_WORK TASK_. For each record here, output an exact copy.

_DATASET EXCERPTS_.
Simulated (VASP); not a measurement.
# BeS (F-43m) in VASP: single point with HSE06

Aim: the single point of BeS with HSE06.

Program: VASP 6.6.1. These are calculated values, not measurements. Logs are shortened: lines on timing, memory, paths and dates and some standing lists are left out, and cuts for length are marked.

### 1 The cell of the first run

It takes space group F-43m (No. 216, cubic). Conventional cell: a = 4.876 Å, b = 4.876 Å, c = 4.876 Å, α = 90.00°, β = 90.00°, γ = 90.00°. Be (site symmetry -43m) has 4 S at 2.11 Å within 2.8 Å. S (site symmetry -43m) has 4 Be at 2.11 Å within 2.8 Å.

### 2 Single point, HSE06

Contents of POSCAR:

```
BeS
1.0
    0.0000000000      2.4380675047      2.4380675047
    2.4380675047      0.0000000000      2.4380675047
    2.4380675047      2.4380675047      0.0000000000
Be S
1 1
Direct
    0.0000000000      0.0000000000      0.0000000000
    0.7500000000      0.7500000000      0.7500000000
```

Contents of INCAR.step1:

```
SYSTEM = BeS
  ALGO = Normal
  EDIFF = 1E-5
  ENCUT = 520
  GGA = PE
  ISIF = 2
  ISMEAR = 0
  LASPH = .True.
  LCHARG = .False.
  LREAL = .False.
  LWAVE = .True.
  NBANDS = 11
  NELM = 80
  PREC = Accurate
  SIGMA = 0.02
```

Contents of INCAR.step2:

_TASK OUTPUT_.
Simulated (VASP); not a measurement.
# BeS (F-43m) in VASP: single point with HSE06

Aim: the single point of BeS with HSE06.

Program: VASP 6.6.1. These are calculated values, not measurements. Logs are shortened: lines on timing, memory, paths and dates and some standing lists are left out, and cuts for length are marked.

### 1 The cell of the first run

It takes space group F-43m (No. 216, cubic). Conventional cell: a = 4.876 Å, b = 4.876 Å, c = 4.876 Å, α = 90.00°, β = 90.00°, γ = 90.00°. Be (site symmetry -43m) has 4 S at 2.11 Å within 2.8 Å. S (site symmetry -43m) has 4 Be at 2.11 Å within 2.8 Å.

### 2 Single point, HSE06

Contents of POSCAR:

```
BeS
1.0
    0.0000000000      2.4380675047      2.4380675047
    2.4380675047      0.0000000000      2.4380675047
    2.4380675047      2.4380675047      0.0000000000
Be S
1 1
Direct
    0.0000000000      0.0000000000      0.0000000000
    0.7500000000      0.7500000000      0.7500000000
```

Contents of INCAR.step1:

```
SYSTEM = BeS
  ALGO = Normal
  EDIFF = 1E-5
  ENCUT = 520
  GGA = PE
  ISIF = 2
  ISMEAR = 0
  LASPH = .True.
  LCHARG = .False.
  LREAL = .False.
  LWAVE = .True.
  NBANDS = 11
  NELM = 80
  PREC = Accurate
  SIGMA = 0.02
```

Contents of INCAR.step2:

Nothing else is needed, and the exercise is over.